# [SUPPLIED INFORMATION]

* * * *

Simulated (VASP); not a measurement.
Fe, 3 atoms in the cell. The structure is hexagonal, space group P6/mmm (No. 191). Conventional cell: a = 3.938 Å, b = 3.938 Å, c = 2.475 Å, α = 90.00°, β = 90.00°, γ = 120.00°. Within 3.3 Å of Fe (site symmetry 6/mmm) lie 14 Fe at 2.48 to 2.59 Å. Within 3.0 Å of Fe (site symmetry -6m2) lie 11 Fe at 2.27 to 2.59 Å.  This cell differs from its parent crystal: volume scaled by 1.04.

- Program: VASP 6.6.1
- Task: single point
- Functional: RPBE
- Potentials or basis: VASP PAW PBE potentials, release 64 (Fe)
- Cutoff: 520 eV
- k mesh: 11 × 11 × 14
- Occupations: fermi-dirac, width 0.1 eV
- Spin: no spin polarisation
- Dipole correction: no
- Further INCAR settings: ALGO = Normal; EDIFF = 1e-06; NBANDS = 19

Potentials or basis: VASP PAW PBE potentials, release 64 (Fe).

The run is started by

* * * *

# [EXERCISE]
Transcribe the entries exactly, and make each line match the original.

# [TASK RESULT]
Simulated (VASP); not a measurement.
Fe, 3 atoms in the cell. The structure is hexagonal, space group P6/mmm (No. 191). Conventional cell: a = 3.938 Å, b = 3.938 Å, c = 2.475 Å, α = 90.00°, β = 90.00°, γ = 120.00°. Within 3.3 Å of Fe (site symmetry 6/mmm) lie 14 Fe at 2.48 to 2.59 Å. Within 3.0 Å of Fe (site symmetry -6m2) lie 11 Fe at 2.27 to 2.59 Å.  This cell differs from its parent crystal: volume scaled by 1.04.

- Program: VASP 6.6.1
- Task: single point
- Functional: RPBE
- Potentials or basis: VASP PAW PBE potentials, release 64 (Fe)
- Cutoff: 520 eV
- k mesh: 11 × 11 × 14
- Occupations: fermi-dirac, width 0.1 eV
- Spin: no spin polarisation
- Dipole correction: no
- Further INCAR settings: ALGO = Normal; EDIFF = 1e-06; NBANDS = 19

Potentials or basis: VASP PAW PBE potentials, release 64 (Fe).

The run is started by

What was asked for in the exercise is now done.